**INFORMATION GIVEN:**
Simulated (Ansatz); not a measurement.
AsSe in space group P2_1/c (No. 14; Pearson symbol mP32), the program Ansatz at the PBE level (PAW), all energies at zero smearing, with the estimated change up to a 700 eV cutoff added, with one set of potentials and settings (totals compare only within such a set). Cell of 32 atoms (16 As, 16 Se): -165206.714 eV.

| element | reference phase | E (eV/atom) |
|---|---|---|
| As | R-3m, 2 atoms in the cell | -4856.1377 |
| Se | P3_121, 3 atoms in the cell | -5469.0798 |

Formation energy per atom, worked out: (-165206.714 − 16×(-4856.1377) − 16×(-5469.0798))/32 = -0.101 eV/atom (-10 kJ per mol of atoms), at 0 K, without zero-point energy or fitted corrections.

**BRIEF:** Please output the records once more, exactly as they were written.

**EXERCISE SOLUTION:**
Simulated (Ansatz); not a measurement.
AsSe in space group P2_1/c (No. 14; Pearson symbol mP32), the program Ansatz at the PBE level (PAW), all energies at zero smearing, with the estimated change up to a 700 eV cutoff added, with one set of potentials and settings (totals compare only within such a set). Cell of 32 atoms (16 As, 16 Se): -165206.714 eV.

| element | reference phase | E (eV/atom) |
|---|---|---|
| As | R-3m, 2 atoms in the cell | -4856.1377 |
| Se | P3_121, 3 atoms in the cell | -5469.0798 |

Formation energy per atom, worked out: (-165206.714 − 16×(-4856.1377) − 16×(-5469.0798))/32 = -0.101 eV/atom (-10 kJ per mol of atoms), at 0 K, without zero-point energy or fitted corrections.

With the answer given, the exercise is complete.